Information shown:
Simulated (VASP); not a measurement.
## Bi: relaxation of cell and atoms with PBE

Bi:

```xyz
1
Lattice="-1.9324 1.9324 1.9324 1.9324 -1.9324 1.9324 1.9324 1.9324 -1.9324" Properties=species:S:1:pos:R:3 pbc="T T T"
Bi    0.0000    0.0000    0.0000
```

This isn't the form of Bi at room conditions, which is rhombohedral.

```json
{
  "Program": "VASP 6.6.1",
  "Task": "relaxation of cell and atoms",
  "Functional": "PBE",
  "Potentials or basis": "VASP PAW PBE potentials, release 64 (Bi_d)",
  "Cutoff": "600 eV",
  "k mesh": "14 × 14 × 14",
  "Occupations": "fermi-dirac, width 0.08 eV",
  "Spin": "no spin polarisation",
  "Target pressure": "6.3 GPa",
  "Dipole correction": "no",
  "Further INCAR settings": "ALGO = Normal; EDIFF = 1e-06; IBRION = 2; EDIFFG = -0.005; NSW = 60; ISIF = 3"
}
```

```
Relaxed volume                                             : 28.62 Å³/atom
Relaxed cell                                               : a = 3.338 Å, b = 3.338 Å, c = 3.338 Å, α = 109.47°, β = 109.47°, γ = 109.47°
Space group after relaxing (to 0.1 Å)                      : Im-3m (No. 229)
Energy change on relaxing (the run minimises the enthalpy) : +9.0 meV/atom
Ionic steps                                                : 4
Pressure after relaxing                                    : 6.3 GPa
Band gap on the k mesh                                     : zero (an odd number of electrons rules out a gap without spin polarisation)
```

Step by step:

Work item:
Each entry above has to be duplicated exactly as it stands.

Task answer:
Simulated (VASP); not a measurement.
## Bi: relaxation of cell and atoms with PBE

Bi:

```xyz
1
Lattice="-1.9324 1.9324 1.9324 1.9324 -1.9324 1.9324 1.9324 1.9324 -1.9324" Properties=species:S:1:pos:R:3 pbc="T T T"
Bi    0.0000    0.0000    0.0000
```

This isn't the form of Bi at room conditions, which is rhombohedral.

```json
{
  "Program": "VASP 6.6.1",
  "Task": "relaxation of cell and atoms",
  "Functional": "PBE",
  "Potentials or basis": "VASP PAW PBE potentials, release 64 (Bi_d)",
  "Cutoff": "600 eV",
  "k mesh": "14 × 14 × 14",
  "Occupations": "fermi-dirac, width 0.08 eV",
  "Spin": "no spin polarisation",
  "Target pressure": "6.3 GPa",
  "Dipole correction": "no",
  "Further INCAR settings": "ALGO = Normal; EDIFF = 1e-06; IBRION = 2; EDIFFG = -0.005; NSW = 60; ISIF = 3"
}
```

```
Relaxed volume                                             : 28.62 Å³/atom
Relaxed cell                                               : a = 3.338 Å, b = 3.338 Å, c = 3.338 Å, α = 109.47°, β = 109.47°, γ = 109.47°
Space group after relaxing (to 0.1 Å)                      : Im-3m (No. 229)
Energy change on relaxing (the run minimises the enthalpy) : +9.0 meV/atom
Ionic steps                                                : 4
Pressure after relaxing                                    : 6.3 GPa
Band gap on the k mesh                                     : zero (an odd number of electrons rules out a gap without spin polarisation)
```

Step by step:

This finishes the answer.